» **Work instruction**: The expected output is an exact restatement of all the records.

» **Supplied records**:
+++

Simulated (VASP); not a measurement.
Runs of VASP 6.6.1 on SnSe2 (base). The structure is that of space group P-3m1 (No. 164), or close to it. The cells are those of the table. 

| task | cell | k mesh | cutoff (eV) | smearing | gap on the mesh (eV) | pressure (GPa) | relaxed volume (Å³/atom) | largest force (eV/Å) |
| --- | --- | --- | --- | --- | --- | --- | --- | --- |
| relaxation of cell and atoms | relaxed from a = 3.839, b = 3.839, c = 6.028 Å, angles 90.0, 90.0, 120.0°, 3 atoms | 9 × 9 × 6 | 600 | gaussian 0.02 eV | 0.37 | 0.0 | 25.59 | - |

+++

» **Reply**:
Simulated (VASP); not a measurement.
Runs of VASP 6.6.1 on SnSe2 (base). The structure is that of space group P-3m1 (No. 164), or close to it. The cells are those of the table. 

| task | cell | k mesh | cutoff (eV) | smearing | gap on the mesh (eV) | pressure (GPa) | relaxed volume (Å³/atom) | largest force (eV/Å) |
| --- | --- | --- | --- | --- | --- | --- | --- | --- |
| relaxation of cell and atoms | relaxed from a = 3.839, b = 3.839, c = 6.028 Å, angles 90.0, 90.0, 120.0°, 3 atoms | 9 × 9 × 6 | 600 | gaussian 0.02 eV | 0.37 | 0.0 | 25.59 | - |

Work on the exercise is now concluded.